Data for analysis:
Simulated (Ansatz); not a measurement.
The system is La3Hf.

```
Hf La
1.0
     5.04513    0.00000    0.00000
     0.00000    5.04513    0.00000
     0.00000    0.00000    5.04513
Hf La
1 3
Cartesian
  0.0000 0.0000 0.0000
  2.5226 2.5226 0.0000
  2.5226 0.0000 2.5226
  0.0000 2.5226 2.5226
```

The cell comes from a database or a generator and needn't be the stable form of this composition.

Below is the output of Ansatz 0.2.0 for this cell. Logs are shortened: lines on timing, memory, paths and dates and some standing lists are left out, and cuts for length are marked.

Work task: Nothing but an exact transcription of the records is expected.

Answer area:
Simulated (Ansatz); not a measurement.
The system is La3Hf.

```
Hf La
1.0
     5.04513    0.00000    0.00000
     0.00000    5.04513    0.00000
     0.00000    0.00000    5.04513
Hf La
1 3
Cartesian
  0.0000 0.0000 0.0000
  2.5226 2.5226 0.0000
  2.5226 0.0000 2.5226
  0.0000 2.5226 2.5226
```

The cell comes from a database or a generator and needn't be the stable form of this composition.

Below is the output of Ansatz 0.2.0 for this cell. Logs are shortened: lines on timing, memory, paths and dates and some standing lists are left out, and cuts for length are marked.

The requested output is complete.